**Data under study**
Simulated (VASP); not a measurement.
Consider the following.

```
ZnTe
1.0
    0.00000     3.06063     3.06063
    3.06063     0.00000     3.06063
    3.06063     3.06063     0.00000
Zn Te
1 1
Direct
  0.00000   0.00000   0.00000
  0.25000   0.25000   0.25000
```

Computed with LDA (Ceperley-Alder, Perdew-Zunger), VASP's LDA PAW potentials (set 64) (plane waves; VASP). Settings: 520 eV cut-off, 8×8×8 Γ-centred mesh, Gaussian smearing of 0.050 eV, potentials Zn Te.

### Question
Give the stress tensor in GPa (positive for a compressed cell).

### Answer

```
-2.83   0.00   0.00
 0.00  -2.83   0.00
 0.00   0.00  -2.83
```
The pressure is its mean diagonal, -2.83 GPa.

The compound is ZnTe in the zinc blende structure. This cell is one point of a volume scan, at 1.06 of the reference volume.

**Work order**
Nothing in the data may change. Give it again in full.

**Written answer**
Simulated (VASP); not a measurement.
Consider the following.

```
ZnTe
1.0
    0.00000     3.06063     3.06063
    3.06063     0.00000     3.06063
    3.06063     3.06063     0.00000
Zn Te
1 1
Direct
  0.00000   0.00000   0.00000
  0.25000   0.25000   0.25000
```

Computed with LDA (Ceperley-Alder, Perdew-Zunger), VASP's LDA PAW potentials (set 64) (plane waves; VASP). Settings: 520 eV cut-off, 8×8×8 Γ-centred mesh, Gaussian smearing of 0.050 eV, potentials Zn Te.

### Question
Give the stress tensor in GPa (positive for a compressed cell).

### Answer

```
-2.83   0.00   0.00
 0.00  -2.83   0.00
 0.00   0.00  -2.83
```
The pressure is its mean diagonal, -2.83 GPa.

The compound is ZnTe in the zinc blende structure. This cell is one point of a volume scan, at 1.06 of the reference volume.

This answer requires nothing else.